Material shown Block Start

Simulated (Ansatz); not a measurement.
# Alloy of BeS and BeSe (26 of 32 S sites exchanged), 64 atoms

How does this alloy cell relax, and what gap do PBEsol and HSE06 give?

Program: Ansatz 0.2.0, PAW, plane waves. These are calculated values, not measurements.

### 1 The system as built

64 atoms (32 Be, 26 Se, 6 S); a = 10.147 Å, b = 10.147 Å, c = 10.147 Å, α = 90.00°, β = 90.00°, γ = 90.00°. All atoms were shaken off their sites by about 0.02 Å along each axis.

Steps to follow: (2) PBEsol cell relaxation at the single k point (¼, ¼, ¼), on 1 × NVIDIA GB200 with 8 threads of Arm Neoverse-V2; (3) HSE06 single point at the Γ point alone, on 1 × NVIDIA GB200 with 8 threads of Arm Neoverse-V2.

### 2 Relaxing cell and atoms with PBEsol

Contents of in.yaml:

Material shown Block End

#### Assigned task
Once you reach the line containing "### 2 Relaxing cell and atoms with PBEsol", include it and stop; until then, reproduce each line of the listing from its start exactly.

#### Written solution
Simulated (Ansatz); not a measurement.
# Alloy of BeS and BeSe (26 of 32 S sites exchanged), 64 atoms

How does this alloy cell relax, and what gap do PBEsol and HSE06 give?

Program: Ansatz 0.2.0, PAW, plane waves. These are calculated values, not measurements.

### 1 The system as built

64 atoms (32 Be, 26 Se, 6 S); a = 10.147 Å, b = 10.147 Å, c = 10.147 Å, α = 90.00°, β = 90.00°, γ = 90.00°. All atoms were shaken off their sites by about 0.02 Å along each axis.

Steps to follow: (2) PBEsol cell relaxation at the single k point (¼, ¼, ¼), on 1 × NVIDIA GB200 with 8 threads of Arm Neoverse-V2; (3) HSE06 single point at the Γ point alone, on 1 × NVIDIA GB200 with 8 threads of Arm Neoverse-V2.

### 2 Relaxing cell and atoms with PBEsol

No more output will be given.